INFORMATION GIVEN |
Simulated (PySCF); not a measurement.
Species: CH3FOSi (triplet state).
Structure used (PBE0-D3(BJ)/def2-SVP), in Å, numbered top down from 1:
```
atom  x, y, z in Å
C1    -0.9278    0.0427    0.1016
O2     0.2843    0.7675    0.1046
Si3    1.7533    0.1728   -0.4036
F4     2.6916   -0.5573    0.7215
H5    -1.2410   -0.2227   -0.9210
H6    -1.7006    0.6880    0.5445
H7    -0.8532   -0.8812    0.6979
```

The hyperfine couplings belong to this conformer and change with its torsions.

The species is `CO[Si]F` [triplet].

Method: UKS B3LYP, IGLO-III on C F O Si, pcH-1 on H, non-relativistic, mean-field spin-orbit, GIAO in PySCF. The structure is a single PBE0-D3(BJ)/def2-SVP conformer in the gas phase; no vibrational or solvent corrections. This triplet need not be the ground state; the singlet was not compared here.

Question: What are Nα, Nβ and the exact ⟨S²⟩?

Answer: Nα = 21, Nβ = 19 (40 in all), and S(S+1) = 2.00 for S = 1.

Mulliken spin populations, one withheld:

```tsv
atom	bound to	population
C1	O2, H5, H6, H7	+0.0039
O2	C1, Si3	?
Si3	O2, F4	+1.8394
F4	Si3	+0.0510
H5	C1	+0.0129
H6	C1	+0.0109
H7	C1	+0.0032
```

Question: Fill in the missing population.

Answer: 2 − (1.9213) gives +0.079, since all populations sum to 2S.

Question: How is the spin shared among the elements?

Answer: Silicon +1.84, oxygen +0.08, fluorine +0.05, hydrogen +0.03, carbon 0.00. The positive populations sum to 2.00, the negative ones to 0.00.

ACTIVITY | Your answer must be the full listing, restated word for word.

TASK RESPONSE |
Simulated (PySCF); not a measurement.
Species: CH3FOSi (triplet state).
Structure used (PBE0-D3(BJ)/def2-SVP), in Å, numbered top down from 1:
```
atom  x, y, z in Å
C1    -0.9278    0.0427    0.1016
O2     0.2843    0.7675    0.1046
Si3    1.7533    0.1728   -0.4036
F4     2.6916   -0.5573    0.7215
H5    -1.2410   -0.2227   -0.9210
H6    -1.7006    0.6880    0.5445
H7    -0.8532   -0.8812    0.6979
```

The hyperfine couplings belong to this conformer and change with its torsions.

The species is `CO[Si]F` [triplet].

Method: UKS B3LYP, IGLO-III on C F O Si, pcH-1 on H, non-relativistic, mean-field spin-orbit, GIAO in PySCF. The structure is a single PBE0-D3(BJ)/def2-SVP conformer in the gas phase; no vibrational or solvent corrections. This triplet need not be the ground state; the singlet was not compared here.

Question: What are Nα, Nβ and the exact ⟨S²⟩?

Answer: Nα = 21, Nβ = 19 (40 in all), and S(S+1) = 2.00 for S = 1.

Mulliken spin populations, one withheld:

```tsv
atom	bound to	population
C1	O2, H5, H6, H7	+0.0039
O2	C1, Si3	?
Si3	O2, F4	+1.8394
F4	Si3	+0.0510
H5	C1	+0.0129
H6	C1	+0.0109
H7	C1	+0.0032
```

Question: Fill in the missing population.

Answer: 2 − (1.9213) gives +0.079, since all populations sum to 2S.

Question: How is the spin shared among the elements?

Answer: Silicon +1.84, oxygen +0.08, fluorine +0.05, hydrogen +0.03, carbon 0.00. The positive populations sum to 2.00, the negative ones to 0.00.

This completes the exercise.